• [Extracted material]
____________

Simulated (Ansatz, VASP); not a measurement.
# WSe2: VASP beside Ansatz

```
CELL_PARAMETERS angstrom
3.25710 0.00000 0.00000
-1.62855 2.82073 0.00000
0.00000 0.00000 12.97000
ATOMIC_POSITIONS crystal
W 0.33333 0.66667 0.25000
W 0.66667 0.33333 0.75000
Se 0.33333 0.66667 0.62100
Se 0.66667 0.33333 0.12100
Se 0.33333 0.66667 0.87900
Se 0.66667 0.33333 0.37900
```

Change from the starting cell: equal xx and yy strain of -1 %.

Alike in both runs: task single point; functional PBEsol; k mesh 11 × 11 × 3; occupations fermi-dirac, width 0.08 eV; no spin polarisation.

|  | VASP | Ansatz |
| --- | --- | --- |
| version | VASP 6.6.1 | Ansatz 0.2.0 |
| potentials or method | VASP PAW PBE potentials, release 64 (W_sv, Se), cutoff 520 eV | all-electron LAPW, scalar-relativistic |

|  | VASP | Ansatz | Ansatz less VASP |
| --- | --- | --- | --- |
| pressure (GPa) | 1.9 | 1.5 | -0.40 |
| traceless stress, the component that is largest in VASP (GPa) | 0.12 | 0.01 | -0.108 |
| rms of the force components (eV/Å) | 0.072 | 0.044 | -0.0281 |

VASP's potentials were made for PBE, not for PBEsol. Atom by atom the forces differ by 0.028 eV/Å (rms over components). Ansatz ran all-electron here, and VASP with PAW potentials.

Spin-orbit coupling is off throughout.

____________

• [Work item]
Write out again, exactly, the lines from the start of the entries up to and including the one with "LAPW, scalar-relativistic |". Nothing else belongs in the reply.

• [Your response]
Simulated (Ansatz, VASP); not a measurement.
# WSe2: VASP beside Ansatz

```
CELL_PARAMETERS angstrom
3.25710 0.00000 0.00000
-1.62855 2.82073 0.00000
0.00000 0.00000 12.97000
ATOMIC_POSITIONS crystal
W 0.33333 0.66667 0.25000
W 0.66667 0.33333 0.75000
Se 0.33333 0.66667 0.62100
Se 0.66667 0.33333 0.12100
Se 0.33333 0.66667 0.87900
Se 0.66667 0.33333 0.37900
```

Change from the starting cell: equal xx and yy strain of -1 %.

Alike in both runs: task single point; functional PBEsol; k mesh 11 × 11 × 3; occupations fermi-dirac, width 0.08 eV; no spin polarisation.

|  | VASP | Ansatz |
| --- | --- | --- |
| version | VASP 6.6.1 | Ansatz 0.2.0 |
| potentials or method | VASP PAW PBE potentials, release 64 (W_sv, Se), cutoff 520 eV | all-electron LAPW, scalar-relativistic |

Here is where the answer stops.